++++ DATASET CONTENT ++++

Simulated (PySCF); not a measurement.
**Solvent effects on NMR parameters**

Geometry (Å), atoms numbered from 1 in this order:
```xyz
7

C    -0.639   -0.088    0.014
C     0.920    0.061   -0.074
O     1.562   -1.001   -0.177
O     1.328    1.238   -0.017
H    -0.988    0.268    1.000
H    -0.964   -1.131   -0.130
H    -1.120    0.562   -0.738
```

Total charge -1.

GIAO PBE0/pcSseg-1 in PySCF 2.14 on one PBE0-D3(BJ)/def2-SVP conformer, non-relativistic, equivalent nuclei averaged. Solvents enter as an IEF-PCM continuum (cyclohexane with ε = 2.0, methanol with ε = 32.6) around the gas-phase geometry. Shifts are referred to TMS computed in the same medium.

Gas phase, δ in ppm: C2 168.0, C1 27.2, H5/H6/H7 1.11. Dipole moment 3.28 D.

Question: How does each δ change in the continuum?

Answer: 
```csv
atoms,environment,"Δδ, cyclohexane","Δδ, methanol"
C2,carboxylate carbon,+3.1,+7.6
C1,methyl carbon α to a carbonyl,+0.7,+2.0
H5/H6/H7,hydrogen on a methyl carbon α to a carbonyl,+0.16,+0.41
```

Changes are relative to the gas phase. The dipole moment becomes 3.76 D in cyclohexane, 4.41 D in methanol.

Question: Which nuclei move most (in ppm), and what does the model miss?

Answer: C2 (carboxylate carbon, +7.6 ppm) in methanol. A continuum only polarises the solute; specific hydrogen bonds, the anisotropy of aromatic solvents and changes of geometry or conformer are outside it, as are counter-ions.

++++

- [REQUIRED ACTION]: Word for word, please print every line from the beginning of the records to the line bearing "Gas phase, δ", counting both ends and stopping there.

- [ANSWER SECTION]:
Simulated (PySCF); not a measurement.
**Solvent effects on NMR parameters**

Geometry (Å), atoms numbered from 1 in this order:
```xyz
7

C    -0.639   -0.088    0.014
C     0.920    0.061   -0.074
O     1.562   -1.001   -0.177
O     1.328    1.238   -0.017
H    -0.988    0.268    1.000
H    -0.964   -1.131   -0.130
H    -1.120    0.562   -0.738
```

Total charge -1.

GIAO PBE0/pcSseg-1 in PySCF 2.14 on one PBE0-D3(BJ)/def2-SVP conformer, non-relativistic, equivalent nuclei averaged. Solvents enter as an IEF-PCM continuum (cyclohexane with ε = 2.0, methanol with ε = 32.6) around the gas-phase geometry. Shifts are referred to TMS computed in the same medium.

Gas phase, δ in ppm: C2 168.0, C1 27.2, H5/H6/H7 1.11. Dipole moment 3.28 D.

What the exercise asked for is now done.